Please retype the listing below without a single change.

====

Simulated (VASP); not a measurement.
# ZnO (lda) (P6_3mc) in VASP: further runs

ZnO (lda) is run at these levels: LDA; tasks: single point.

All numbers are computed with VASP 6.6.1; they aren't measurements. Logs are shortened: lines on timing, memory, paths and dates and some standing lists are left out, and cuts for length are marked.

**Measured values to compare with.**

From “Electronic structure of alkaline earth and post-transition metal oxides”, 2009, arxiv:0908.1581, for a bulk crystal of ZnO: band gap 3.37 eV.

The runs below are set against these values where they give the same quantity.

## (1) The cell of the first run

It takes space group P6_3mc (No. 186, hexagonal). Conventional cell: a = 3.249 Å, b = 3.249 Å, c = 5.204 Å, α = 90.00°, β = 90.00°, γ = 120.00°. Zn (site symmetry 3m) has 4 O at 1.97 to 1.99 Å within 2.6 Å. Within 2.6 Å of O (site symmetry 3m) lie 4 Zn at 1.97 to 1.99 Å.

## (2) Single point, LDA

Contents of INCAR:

====

> _Answer area_:
Simulated (VASP); not a measurement.
# ZnO (lda) (P6_3mc) in VASP: further runs

ZnO (lda) is run at these levels: LDA; tasks: single point.

All numbers are computed with VASP 6.6.1; they aren't measurements. Logs are shortened: lines on timing, memory, paths and dates and some standing lists are left out, and cuts for length are marked.

**Measured values to compare with.**

From “Electronic structure of alkaline earth and post-transition metal oxides”, 2009, arxiv:0908.1581, for a bulk crystal of ZnO: band gap 3.37 eV.

The runs below are set against these values where they give the same quantity.

## (1) The cell of the first run

It takes space group P6_3mc (No. 186, hexagonal). Conventional cell: a = 3.249 Å, b = 3.249 Å, c = 5.204 Å, α = 90.00°, β = 90.00°, γ = 120.00°. Zn (site symmetry 3m) has 4 O at 1.97 to 1.99 Å within 2.6 Å. Within 2.6 Å of O (site symmetry 3m) lie 4 Zn at 1.97 to 1.99 Å.

## (2) Single point, LDA

Contents of INCAR:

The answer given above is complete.